Supplied records>
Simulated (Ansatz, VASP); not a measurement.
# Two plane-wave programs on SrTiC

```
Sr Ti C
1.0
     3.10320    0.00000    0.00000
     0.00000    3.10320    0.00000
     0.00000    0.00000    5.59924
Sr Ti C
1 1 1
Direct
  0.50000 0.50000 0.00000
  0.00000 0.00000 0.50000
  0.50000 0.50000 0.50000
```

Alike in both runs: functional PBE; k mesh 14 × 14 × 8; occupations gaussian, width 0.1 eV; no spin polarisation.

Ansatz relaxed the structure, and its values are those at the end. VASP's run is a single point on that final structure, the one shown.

Brief> Each record above is to be printed again exactly as written.

Exercise solution>
Simulated (Ansatz, VASP); not a measurement.
# Two plane-wave programs on SrTiC

```
Sr Ti C
1.0
     3.10320    0.00000    0.00000
     0.00000    3.10320    0.00000
     0.00000    0.00000    5.59924
Sr Ti C
1 1 1
Direct
  0.50000 0.50000 0.00000
  0.00000 0.00000 0.50000
  0.50000 0.50000 0.50000
```

Alike in both runs: functional PBE; k mesh 14 × 14 × 8; occupations gaussian, width 0.1 eV; no spin polarisation.

Ansatz relaxed the structure, and its values are those at the end. VASP's run is a single point on that final structure, the one shown.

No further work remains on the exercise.